BRIEF. Transcribe the records in full.

(RECORDS SHOWN Opens)
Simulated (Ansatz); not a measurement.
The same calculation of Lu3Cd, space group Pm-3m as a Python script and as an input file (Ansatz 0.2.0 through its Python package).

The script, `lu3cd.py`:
(RECORDS SHOWN Closes)

RESPONSE BOX.
Simulated (Ansatz); not a measurement.
The same calculation of Lu3Cd, space group Pm-3m as a Python script and as an input file (Ansatz 0.2.0 through its Python package).

The script, `lu3cd.py`:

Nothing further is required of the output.